---+---

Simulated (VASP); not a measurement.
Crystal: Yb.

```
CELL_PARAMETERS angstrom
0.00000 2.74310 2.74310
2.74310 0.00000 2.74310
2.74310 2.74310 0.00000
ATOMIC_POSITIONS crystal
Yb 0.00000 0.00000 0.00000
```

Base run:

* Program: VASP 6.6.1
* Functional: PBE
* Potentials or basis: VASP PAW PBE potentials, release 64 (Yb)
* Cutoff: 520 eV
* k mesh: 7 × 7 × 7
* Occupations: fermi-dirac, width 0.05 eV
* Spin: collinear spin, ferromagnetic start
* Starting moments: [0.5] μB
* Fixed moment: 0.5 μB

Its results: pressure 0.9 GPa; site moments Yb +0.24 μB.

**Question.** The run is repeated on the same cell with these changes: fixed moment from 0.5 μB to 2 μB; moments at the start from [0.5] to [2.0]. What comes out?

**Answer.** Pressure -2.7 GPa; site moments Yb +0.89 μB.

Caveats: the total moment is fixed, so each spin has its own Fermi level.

---+---

**Exercise**
Print only the lines from the top of the data above down to the line holding "Yb +0.89 μB.", inclusive.

**Reply**
Simulated (VASP); not a measurement.
Crystal: Yb.

```
CELL_PARAMETERS angstrom
0.00000 2.74310 2.74310
2.74310 0.00000 2.74310
2.74310 2.74310 0.00000
ATOMIC_POSITIONS crystal
Yb 0.00000 0.00000 0.00000
```

Base run:

* Program: VASP 6.6.1
* Functional: PBE
* Potentials or basis: VASP PAW PBE potentials, release 64 (Yb)
* Cutoff: 520 eV
* k mesh: 7 × 7 × 7
* Occupations: fermi-dirac, width 0.05 eV
* Spin: collinear spin, ferromagnetic start
* Starting moments: [0.5] μB
* Fixed moment: 0.5 μB

Its results: pressure 0.9 GPa; site moments Yb +0.24 μB.

**Question.** The run is repeated on the same cell with these changes: fixed moment from 0.5 μB to 2 μB; moments at the start from [0.5] to [2.0]. What comes out?

**Answer.** Pressure -2.7 GPa; site moments Yb +0.89 μB.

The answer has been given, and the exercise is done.